*SOURCE INFORMATION*.
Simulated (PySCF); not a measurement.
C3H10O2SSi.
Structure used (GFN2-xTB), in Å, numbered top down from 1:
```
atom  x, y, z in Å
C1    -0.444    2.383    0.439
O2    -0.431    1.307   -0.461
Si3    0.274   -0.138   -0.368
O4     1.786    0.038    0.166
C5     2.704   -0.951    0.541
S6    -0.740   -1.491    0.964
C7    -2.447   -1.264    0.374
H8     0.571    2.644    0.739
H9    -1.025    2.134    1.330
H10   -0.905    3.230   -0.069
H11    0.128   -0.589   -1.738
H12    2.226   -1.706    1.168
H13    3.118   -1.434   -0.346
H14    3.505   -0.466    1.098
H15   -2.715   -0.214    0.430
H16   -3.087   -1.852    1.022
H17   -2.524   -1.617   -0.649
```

*WORK ORDER*. Could you reproduce every line of the listing exactly?

*RESPONSE BOX*.
Simulated (PySCF); not a measurement.
C3H10O2SSi.
Structure used (GFN2-xTB), in Å, numbered top down from 1:
```
atom  x, y, z in Å
C1    -0.444    2.383    0.439
O2    -0.431    1.307   -0.461
Si3    0.274   -0.138   -0.368
O4     1.786    0.038    0.166
C5     2.704   -0.951    0.541
S6    -0.740   -1.491    0.964
C7    -2.447   -1.264    0.374
H8     0.571    2.644    0.739
H9    -1.025    2.134    1.330
H10   -0.905    3.230   -0.069
H11    0.128   -0.589   -1.738
H12    2.226   -1.706    1.168
H13    3.118   -1.434   -0.346
H14    3.505   -0.466    1.098
H15   -2.715   -0.214    0.430
H16   -3.087   -1.852    1.022
H17   -2.524   -1.617   -0.649
```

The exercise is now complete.